::::::::

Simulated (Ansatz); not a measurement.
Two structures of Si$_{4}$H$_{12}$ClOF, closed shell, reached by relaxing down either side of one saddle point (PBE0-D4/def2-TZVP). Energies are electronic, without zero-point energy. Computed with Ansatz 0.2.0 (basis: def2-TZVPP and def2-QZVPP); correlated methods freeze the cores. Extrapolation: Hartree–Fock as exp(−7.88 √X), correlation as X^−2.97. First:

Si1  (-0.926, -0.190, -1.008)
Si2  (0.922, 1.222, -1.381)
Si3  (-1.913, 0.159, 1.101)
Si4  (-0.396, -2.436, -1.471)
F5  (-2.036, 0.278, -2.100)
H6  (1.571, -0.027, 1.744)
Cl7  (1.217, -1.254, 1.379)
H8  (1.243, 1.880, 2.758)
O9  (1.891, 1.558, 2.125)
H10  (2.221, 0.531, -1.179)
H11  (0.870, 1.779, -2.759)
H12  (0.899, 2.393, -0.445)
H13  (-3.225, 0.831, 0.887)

::::::::

§ Brief: Retype the listing from its first line onward, stopping after the line that contains "(0.899, 2.393, -0.445)" has been retyped in full.

§ Your solution:
Simulated (Ansatz); not a measurement.
Two structures of Si$_{4}$H$_{12}$ClOF, closed shell, reached by relaxing down either side of one saddle point (PBE0-D4/def2-TZVP). Energies are electronic, without zero-point energy. Computed with Ansatz 0.2.0 (basis: def2-TZVPP and def2-QZVPP); correlated methods freeze the cores. Extrapolation: Hartree–Fock as exp(−7.88 √X), correlation as X^−2.97. First:

Si1  (-0.926, -0.190, -1.008)
Si2  (0.922, 1.222, -1.381)
Si3  (-1.913, 0.159, 1.101)
Si4  (-0.396, -2.436, -1.471)
F5  (-2.036, 0.278, -2.100)
H6  (1.571, -0.027, 1.744)
Cl7  (1.217, -1.254, 1.379)
H8  (1.243, 1.880, 2.758)
O9  (1.891, 1.558, 2.125)
H10  (2.221, 0.531, -1.179)
H11  (0.870, 1.779, -2.759)
H12  (0.899, 2.393, -0.445)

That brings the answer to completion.